### [SOURCE INFORMATION]
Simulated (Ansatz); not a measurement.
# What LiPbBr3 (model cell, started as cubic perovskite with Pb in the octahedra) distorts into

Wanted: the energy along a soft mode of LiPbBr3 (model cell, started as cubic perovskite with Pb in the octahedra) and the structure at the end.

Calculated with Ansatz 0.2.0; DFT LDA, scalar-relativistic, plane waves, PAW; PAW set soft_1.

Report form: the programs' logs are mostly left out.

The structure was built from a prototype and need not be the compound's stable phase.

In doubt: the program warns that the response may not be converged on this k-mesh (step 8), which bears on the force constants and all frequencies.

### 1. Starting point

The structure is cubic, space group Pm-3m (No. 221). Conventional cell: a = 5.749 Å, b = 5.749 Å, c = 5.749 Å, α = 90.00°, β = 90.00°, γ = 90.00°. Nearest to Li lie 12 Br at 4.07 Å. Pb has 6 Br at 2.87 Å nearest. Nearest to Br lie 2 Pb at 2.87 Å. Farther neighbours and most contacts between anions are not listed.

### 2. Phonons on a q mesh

### [REQUIRED ACTION]
Each line of the data is to be restated exactly.

### [RESPONSE]
Simulated (Ansatz); not a measurement.
# What LiPbBr3 (model cell, started as cubic perovskite with Pb in the octahedra) distorts into

Wanted: the energy along a soft mode of LiPbBr3 (model cell, started as cubic perovskite with Pb in the octahedra) and the structure at the end.

Calculated with Ansatz 0.2.0; DFT LDA, scalar-relativistic, plane waves, PAW; PAW set soft_1.

Report form: the programs' logs are mostly left out.

The structure was built from a prototype and need not be the compound's stable phase.

In doubt: the program warns that the response may not be converged on this k-mesh (step 8), which bears on the force constants and all frequencies.

### 1. Starting point

The structure is cubic, space group Pm-3m (No. 221). Conventional cell: a = 5.749 Å, b = 5.749 Å, c = 5.749 Å, α = 90.00°, β = 90.00°, γ = 90.00°. Nearest to Li lie 12 Br at 4.07 Å. Pb has 6 Br at 2.87 Å nearest. Nearest to Br lie 2 Pb at 2.87 Å. Farther neighbours and most contacts between anions are not listed.

### 2. Phonons on a q mesh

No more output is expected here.